When you reach the line containing "Caveats: spin-orbit coupling", stop after it; until then, copy each line of the listing exactly, starting with the first.

......

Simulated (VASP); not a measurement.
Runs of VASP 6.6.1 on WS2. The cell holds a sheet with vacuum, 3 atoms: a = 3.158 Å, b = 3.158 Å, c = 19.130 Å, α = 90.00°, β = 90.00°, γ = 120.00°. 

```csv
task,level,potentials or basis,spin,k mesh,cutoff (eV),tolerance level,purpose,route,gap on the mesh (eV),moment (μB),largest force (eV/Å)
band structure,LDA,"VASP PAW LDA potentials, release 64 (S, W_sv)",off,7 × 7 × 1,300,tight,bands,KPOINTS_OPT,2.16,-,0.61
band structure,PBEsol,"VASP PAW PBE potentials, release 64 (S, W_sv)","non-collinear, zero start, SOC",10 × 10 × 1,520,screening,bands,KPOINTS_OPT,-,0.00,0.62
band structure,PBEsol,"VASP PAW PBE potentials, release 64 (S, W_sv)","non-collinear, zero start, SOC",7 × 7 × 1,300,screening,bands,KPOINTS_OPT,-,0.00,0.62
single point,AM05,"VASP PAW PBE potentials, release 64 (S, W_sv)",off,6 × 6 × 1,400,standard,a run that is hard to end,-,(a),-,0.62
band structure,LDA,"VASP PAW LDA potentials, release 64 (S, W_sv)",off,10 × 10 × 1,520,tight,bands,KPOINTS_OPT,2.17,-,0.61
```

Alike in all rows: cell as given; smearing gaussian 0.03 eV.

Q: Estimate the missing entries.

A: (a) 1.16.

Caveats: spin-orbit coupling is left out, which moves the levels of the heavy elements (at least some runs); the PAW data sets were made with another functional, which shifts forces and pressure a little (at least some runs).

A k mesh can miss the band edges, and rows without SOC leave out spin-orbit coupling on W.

......

■ TASK RESULT:
Simulated (VASP); not a measurement.
Runs of VASP 6.6.1 on WS2. The cell holds a sheet with vacuum, 3 atoms: a = 3.158 Å, b = 3.158 Å, c = 19.130 Å, α = 90.00°, β = 90.00°, γ = 120.00°. 

```csv
task,level,potentials or basis,spin,k mesh,cutoff (eV),tolerance level,purpose,route,gap on the mesh (eV),moment (μB),largest force (eV/Å)
band structure,LDA,"VASP PAW LDA potentials, release 64 (S, W_sv)",off,7 × 7 × 1,300,tight,bands,KPOINTS_OPT,2.16,-,0.61
band structure,PBEsol,"VASP PAW PBE potentials, release 64 (S, W_sv)","non-collinear, zero start, SOC",10 × 10 × 1,520,screening,bands,KPOINTS_OPT,-,0.00,0.62
band structure,PBEsol,"VASP PAW PBE potentials, release 64 (S, W_sv)","non-collinear, zero start, SOC",7 × 7 × 1,300,screening,bands,KPOINTS_OPT,-,0.00,0.62
single point,AM05,"VASP PAW PBE potentials, release 64 (S, W_sv)",off,6 × 6 × 1,400,standard,a run that is hard to end,-,(a),-,0.62
band structure,LDA,"VASP PAW LDA potentials, release 64 (S, W_sv)",off,10 × 10 × 1,520,tight,bands,KPOINTS_OPT,2.17,-,0.61
```

Alike in all rows: cell as given; smearing gaussian 0.03 eV.

Q: Estimate the missing entries.

A: (a) 1.16.

Caveats: spin-orbit coupling is left out, which moves the levels of the heavy elements (at least some runs); the PAW data sets were made with another functional, which shifts forces and pressure a little (at least some runs).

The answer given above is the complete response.